Given entries:
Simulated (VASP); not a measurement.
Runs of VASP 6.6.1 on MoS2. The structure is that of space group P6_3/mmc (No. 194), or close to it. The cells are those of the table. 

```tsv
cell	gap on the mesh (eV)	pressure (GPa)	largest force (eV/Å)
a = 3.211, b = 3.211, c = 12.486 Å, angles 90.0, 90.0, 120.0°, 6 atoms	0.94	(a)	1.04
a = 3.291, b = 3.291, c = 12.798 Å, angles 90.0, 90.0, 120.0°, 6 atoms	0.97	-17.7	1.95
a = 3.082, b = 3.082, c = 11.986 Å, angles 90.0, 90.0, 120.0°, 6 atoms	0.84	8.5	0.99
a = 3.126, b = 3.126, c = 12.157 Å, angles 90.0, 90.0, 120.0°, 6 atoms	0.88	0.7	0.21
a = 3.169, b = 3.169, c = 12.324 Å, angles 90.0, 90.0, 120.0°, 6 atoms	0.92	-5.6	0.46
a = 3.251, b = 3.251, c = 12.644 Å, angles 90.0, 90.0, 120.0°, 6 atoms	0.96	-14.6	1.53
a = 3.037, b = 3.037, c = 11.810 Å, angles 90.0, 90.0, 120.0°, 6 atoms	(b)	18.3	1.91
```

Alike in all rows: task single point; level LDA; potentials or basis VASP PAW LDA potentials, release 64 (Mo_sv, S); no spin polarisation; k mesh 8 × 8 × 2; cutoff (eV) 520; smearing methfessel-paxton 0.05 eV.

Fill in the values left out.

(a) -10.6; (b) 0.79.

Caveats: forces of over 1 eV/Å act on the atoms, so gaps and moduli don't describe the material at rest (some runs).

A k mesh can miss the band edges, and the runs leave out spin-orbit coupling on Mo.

Work instruction: When you reach the line that contains "Caveats: forces of", stop; that line and every line before it, from the very first line of the data, should be restated word for word.

Written response:
Simulated (VASP); not a measurement.
Runs of VASP 6.6.1 on MoS2. The structure is that of space group P6_3/mmc (No. 194), or close to it. The cells are those of the table. 

```tsv
cell	gap on the mesh (eV)	pressure (GPa)	largest force (eV/Å)
a = 3.211, b = 3.211, c = 12.486 Å, angles 90.0, 90.0, 120.0°, 6 atoms	0.94	(a)	1.04
a = 3.291, b = 3.291, c = 12.798 Å, angles 90.0, 90.0, 120.0°, 6 atoms	0.97	-17.7	1.95
a = 3.082, b = 3.082, c = 11.986 Å, angles 90.0, 90.0, 120.0°, 6 atoms	0.84	8.5	0.99
a = 3.126, b = 3.126, c = 12.157 Å, angles 90.0, 90.0, 120.0°, 6 atoms	0.88	0.7	0.21
a = 3.169, b = 3.169, c = 12.324 Å, angles 90.0, 90.0, 120.0°, 6 atoms	0.92	-5.6	0.46
a = 3.251, b = 3.251, c = 12.644 Å, angles 90.0, 90.0, 120.0°, 6 atoms	0.96	-14.6	1.53
a = 3.037, b = 3.037, c = 11.810 Å, angles 90.0, 90.0, 120.0°, 6 atoms	(b)	18.3	1.91
```

Alike in all rows: task single point; level LDA; potentials or basis VASP PAW LDA potentials, release 64 (Mo_sv, S); no spin polarisation; k mesh 8 × 8 × 2; cutoff (eV) 520; smearing methfessel-paxton 0.05 eV.

Fill in the values left out.

(a) -10.6; (b) 0.79.

Caveats: forces of over 1 eV/Å act on the atoms, so gaps and moduli don't describe the material at rest (some runs).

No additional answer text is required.